» Given information:
-----

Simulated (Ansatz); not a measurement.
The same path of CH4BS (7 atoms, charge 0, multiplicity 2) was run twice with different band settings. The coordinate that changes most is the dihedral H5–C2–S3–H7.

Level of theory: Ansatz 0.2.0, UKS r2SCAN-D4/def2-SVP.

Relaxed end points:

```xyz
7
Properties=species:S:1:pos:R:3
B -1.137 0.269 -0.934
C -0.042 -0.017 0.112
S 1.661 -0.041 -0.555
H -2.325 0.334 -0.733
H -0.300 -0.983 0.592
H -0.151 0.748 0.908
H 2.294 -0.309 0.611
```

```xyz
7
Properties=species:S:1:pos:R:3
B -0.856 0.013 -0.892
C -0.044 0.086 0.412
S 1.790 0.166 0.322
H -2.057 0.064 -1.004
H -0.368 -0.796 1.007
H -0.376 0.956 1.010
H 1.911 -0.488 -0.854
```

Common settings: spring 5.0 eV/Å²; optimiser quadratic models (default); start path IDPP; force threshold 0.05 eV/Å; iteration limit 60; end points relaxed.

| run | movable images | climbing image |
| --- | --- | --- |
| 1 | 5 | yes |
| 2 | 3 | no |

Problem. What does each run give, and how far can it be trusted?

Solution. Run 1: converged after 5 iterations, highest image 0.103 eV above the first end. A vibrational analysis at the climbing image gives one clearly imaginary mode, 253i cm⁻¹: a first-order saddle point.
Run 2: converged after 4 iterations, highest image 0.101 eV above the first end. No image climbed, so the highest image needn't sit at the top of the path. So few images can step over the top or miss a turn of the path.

-----

» Work item: Starting from the top of the records and ending at the line that contains "Solution. Run 1: converged", repeat each line exactly and return only those lines.

» Worked solution:
Simulated (Ansatz); not a measurement.
The same path of CH4BS (7 atoms, charge 0, multiplicity 2) was run twice with different band settings. The coordinate that changes most is the dihedral H5–C2–S3–H7.

Level of theory: Ansatz 0.2.0, UKS r2SCAN-D4/def2-SVP.

Relaxed end points:

```xyz
7
Properties=species:S:1:pos:R:3
B -1.137 0.269 -0.934
C -0.042 -0.017 0.112
S 1.661 -0.041 -0.555
H -2.325 0.334 -0.733
H -0.300 -0.983 0.592
H -0.151 0.748 0.908
H 2.294 -0.309 0.611
```

```xyz
7
Properties=species:S:1:pos:R:3
B -0.856 0.013 -0.892
C -0.044 0.086 0.412
S 1.790 0.166 0.322
H -2.057 0.064 -1.004
H -0.368 -0.796 1.007
H -0.376 0.956 1.010
H 1.911 -0.488 -0.854
```

Common settings: spring 5.0 eV/Å²; optimiser quadratic models (default); start path IDPP; force threshold 0.05 eV/Å; iteration limit 60; end points relaxed.

| run | movable images | climbing image |
| --- | --- | --- |
| 1 | 5 | yes |
| 2 | 3 | no |

Problem. What does each run give, and how far can it be trusted?

Solution. Run 1: converged after 5 iterations, highest image 0.103 eV above the first end. A vibrational analysis at the climbing image gives one clearly imaginary mode, 253i cm⁻¹: a first-order saddle point.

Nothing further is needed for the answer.